**Assigned task**
Say the data back exactly as it is written below.

**Dataset**
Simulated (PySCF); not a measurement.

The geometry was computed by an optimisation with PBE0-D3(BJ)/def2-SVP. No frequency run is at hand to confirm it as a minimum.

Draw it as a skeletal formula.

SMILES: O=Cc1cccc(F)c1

**Expected answer**
Simulated (PySCF); not a measurement.

The geometry was computed by an optimisation with PBE0-D3(BJ)/def2-SVP. No frequency run is at hand to confirm it as a minimum.

Draw it as a skeletal formula.

SMILES: O=Cc1cccc(F)c1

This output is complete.